• Work request
Here is the task for the records below: repeat exactly the lines from the one with "Related molecules: A" to the one with "A: −ε(HOMO) 9.52, ΔSCF", both included, and nothing else.

• Dataset content
== Segment start ==
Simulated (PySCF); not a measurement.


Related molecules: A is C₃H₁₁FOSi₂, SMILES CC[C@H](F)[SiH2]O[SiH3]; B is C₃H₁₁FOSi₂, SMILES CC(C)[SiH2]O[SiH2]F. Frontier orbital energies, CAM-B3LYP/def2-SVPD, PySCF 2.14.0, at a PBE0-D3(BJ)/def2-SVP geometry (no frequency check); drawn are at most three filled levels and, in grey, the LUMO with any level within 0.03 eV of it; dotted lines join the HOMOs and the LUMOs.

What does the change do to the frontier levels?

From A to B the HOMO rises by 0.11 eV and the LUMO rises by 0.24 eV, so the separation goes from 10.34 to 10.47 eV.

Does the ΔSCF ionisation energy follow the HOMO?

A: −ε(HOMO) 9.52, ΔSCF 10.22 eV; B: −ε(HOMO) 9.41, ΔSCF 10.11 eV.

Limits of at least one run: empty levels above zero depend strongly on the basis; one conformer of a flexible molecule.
== Segment end ==

• Your solution
Related molecules: A is C₃H₁₁FOSi₂, SMILES CC[C@H](F)[SiH2]O[SiH3]; B is C₃H₁₁FOSi₂, SMILES CC(C)[SiH2]O[SiH2]F. Frontier orbital energies, CAM-B3LYP/def2-SVPD, PySCF 2.14.0, at a PBE0-D3(BJ)/def2-SVP geometry (no frequency check); drawn are at most three filled levels and, in grey, the LUMO with any level within 0.03 eV of it; dotted lines join the HOMOs and the LUMOs.

What does the change do to the frontier levels?

From A to B the HOMO rises by 0.11 eV and the LUMO rises by 0.24 eV, so the separation goes from 10.34 to 10.47 eV.

Does the ΔSCF ionisation energy follow the HOMO?

A: −ε(HOMO) 9.52, ΔSCF 10.22 eV; B: −ε(HOMO) 9.41, ΔSCF 10.11 eV.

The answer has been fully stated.